**Activity:**
The expected output is the complete data, reproduced exactly.

--- START ---

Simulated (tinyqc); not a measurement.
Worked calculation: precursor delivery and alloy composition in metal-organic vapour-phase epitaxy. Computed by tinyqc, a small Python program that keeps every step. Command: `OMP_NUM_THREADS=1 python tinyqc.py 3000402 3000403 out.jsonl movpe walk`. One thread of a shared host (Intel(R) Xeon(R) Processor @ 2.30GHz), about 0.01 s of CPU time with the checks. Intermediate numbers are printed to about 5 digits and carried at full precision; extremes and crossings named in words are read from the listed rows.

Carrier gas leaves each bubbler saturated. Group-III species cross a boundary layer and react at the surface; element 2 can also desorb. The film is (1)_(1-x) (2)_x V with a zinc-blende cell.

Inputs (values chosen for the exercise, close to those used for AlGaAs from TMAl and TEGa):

--- END ---

**Expected answer:**
Simulated (tinyqc); not a measurement.
Worked calculation: precursor delivery and alloy composition in metal-organic vapour-phase epitaxy. Computed by tinyqc, a small Python program that keeps every step. Command: `OMP_NUM_THREADS=1 python tinyqc.py 3000402 3000403 out.jsonl movpe walk`. One thread of a shared host (Intel(R) Xeon(R) Processor @ 2.30GHz), about 0.01 s of CPU time with the checks. Intermediate numbers are printed to about 5 digits and carried at full precision; extremes and crossings named in words are read from the listed rows.

Carrier gas leaves each bubbler saturated. Group-III species cross a boundary layer and react at the surface; element 2 can also desorb. The film is (1)_(1-x) (2)_x V with a zinc-blende cell.

Inputs (values chosen for the exercise, close to those used for AlGaAs from TMAl and TEGa):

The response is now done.